ENTRIES PROVIDED ▸
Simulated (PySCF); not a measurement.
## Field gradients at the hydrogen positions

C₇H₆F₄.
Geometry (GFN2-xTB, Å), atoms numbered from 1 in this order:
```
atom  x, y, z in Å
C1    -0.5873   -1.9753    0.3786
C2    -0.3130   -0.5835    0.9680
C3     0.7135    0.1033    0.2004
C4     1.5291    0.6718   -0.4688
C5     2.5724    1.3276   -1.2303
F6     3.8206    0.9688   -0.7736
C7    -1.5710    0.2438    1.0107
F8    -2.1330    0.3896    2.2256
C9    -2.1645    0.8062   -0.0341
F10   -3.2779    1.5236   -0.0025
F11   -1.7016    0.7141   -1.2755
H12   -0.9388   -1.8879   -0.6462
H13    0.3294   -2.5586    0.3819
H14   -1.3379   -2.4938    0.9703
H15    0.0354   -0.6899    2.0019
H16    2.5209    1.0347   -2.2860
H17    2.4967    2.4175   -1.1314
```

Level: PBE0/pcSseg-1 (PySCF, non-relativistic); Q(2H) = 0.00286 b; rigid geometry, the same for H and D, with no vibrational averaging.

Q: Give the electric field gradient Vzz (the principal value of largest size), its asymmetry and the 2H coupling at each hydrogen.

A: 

WORK INSTRUCTION ▸
Line by line, set the records above down again exactly.

EXERCISE ANSWER ▸
Simulated (PySCF); not a measurement.
## Field gradients at the hydrogen positions

C₇H₆F₄.
Geometry (GFN2-xTB, Å), atoms numbered from 1 in this order:
```
atom  x, y, z in Å
C1    -0.5873   -1.9753    0.3786
C2    -0.3130   -0.5835    0.9680
C3     0.7135    0.1033    0.2004
C4     1.5291    0.6718   -0.4688
C5     2.5724    1.3276   -1.2303
F6     3.8206    0.9688   -0.7736
C7    -1.5710    0.2438    1.0107
F8    -2.1330    0.3896    2.2256
C9    -2.1645    0.8062   -0.0341
F10   -3.2779    1.5236   -0.0025
F11   -1.7016    0.7141   -1.2755
H12   -0.9388   -1.8879   -0.6462
H13    0.3294   -2.5586    0.3819
H14   -1.3379   -2.4938    0.9703
H15    0.0354   -0.6899    2.0019
H16    2.5209    1.0347   -2.2860
H17    2.4967    2.4175   -1.1314
```

Level: PBE0/pcSseg-1 (PySCF, non-relativistic); Q(2H) = 0.00286 b; rigid geometry, the same for H and D, with no vibrational averaging.

Q: Give the electric field gradient Vzz (the principal value of largest size), its asymmetry and the 2H coupling at each hydrogen.

A: 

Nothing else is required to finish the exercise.